Work request: Word for word, restate the lines from the start of the data down to the line with "Task: Fit a", both included.

Information shown:
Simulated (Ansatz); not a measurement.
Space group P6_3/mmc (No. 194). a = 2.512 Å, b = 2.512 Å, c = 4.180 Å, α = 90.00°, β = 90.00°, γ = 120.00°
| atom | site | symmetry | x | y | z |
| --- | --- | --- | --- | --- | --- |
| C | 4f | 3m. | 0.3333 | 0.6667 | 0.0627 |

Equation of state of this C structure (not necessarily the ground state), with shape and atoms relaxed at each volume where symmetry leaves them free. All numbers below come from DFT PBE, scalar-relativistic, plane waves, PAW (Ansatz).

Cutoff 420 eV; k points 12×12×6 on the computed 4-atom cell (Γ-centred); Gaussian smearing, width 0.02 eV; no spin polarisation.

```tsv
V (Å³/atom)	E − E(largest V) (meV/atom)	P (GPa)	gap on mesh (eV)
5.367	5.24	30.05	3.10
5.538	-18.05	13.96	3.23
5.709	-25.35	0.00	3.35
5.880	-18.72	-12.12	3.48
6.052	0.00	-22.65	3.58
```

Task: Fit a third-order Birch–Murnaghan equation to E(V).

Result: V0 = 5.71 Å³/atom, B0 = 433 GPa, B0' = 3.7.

Answer section:
Simulated (Ansatz); not a measurement.
Space group P6_3/mmc (No. 194). a = 2.512 Å, b = 2.512 Å, c = 4.180 Å, α = 90.00°, β = 90.00°, γ = 120.00°
| atom | site | symmetry | x | y | z |
| --- | --- | --- | --- | --- | --- |
| C | 4f | 3m. | 0.3333 | 0.6667 | 0.0627 |

Equation of state of this C structure (not necessarily the ground state), with shape and atoms relaxed at each volume where symmetry leaves them free. All numbers below come from DFT PBE, scalar-relativistic, plane waves, PAW (Ansatz).

Cutoff 420 eV; k points 12×12×6 on the computed 4-atom cell (Γ-centred); Gaussian smearing, width 0.02 eV; no spin polarisation.

```tsv
V (Å³/atom)	E − E(largest V) (meV/atom)	P (GPa)	gap on mesh (eV)
5.367	5.24	30.05	3.10
5.538	-18.05	13.96	3.23
5.709	-25.35	0.00	3.35
5.880	-18.72	-12.12	3.48
6.052	0.00	-22.65	3.58
```

Task: Fit a third-order Birch–Murnaghan equation to E(V).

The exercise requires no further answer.